• **Dataset content**:
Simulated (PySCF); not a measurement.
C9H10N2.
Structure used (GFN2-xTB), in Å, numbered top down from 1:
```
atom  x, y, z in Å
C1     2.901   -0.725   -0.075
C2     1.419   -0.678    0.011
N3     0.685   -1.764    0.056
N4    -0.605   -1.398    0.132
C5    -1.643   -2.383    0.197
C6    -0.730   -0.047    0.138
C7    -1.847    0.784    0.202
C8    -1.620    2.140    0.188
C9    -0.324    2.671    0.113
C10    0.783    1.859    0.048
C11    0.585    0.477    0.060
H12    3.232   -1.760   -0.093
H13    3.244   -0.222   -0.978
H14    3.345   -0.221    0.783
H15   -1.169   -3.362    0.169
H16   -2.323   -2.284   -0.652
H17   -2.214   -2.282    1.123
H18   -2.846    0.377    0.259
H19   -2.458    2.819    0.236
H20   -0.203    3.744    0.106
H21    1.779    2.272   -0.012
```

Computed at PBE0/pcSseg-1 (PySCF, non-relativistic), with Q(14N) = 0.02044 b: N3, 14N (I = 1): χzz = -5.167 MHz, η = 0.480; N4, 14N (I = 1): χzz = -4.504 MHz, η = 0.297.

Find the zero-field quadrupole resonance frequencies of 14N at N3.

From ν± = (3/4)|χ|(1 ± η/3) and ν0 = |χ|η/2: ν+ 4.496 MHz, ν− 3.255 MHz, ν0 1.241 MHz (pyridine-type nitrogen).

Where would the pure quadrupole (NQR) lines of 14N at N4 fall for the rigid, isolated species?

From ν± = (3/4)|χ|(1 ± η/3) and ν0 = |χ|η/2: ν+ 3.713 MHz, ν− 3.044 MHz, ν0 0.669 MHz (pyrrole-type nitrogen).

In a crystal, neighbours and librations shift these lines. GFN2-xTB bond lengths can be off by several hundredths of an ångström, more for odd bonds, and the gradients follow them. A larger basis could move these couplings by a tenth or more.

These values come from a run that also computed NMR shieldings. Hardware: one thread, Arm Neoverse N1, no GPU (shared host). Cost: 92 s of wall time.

• **Work item**: Set down, exactly as they stand above, the lines starting with the line with "Computed at PBE0/pcSseg-1" and going on through the line with "In a crystal, neighbours", and no others.

• **Written response**:
Computed at PBE0/pcSseg-1 (PySCF, non-relativistic), with Q(14N) = 0.02044 b: N3, 14N (I = 1): χzz = -5.167 MHz, η = 0.480; N4, 14N (I = 1): χzz = -4.504 MHz, η = 0.297.

Find the zero-field quadrupole resonance frequencies of 14N at N3.

From ν± = (3/4)|χ|(1 ± η/3) and ν0 = |χ|η/2: ν+ 4.496 MHz, ν− 3.255 MHz, ν0 1.241 MHz (pyridine-type nitrogen).

Where would the pure quadrupole (NQR) lines of 14N at N4 fall for the rigid, isolated species?

From ν± = (3/4)|χ|(1 ± η/3) and ν0 = |χ|η/2: ν+ 3.713 MHz, ν− 3.044 MHz, ν0 0.669 MHz (pyrrole-type nitrogen).

In a crystal, neighbours and librations shift these lines. GFN2-xTB bond lengths can be off by several hundredths of an ångström, more for odd bonds, and the gradients follow them. A larger basis could move these couplings by a tenth or more.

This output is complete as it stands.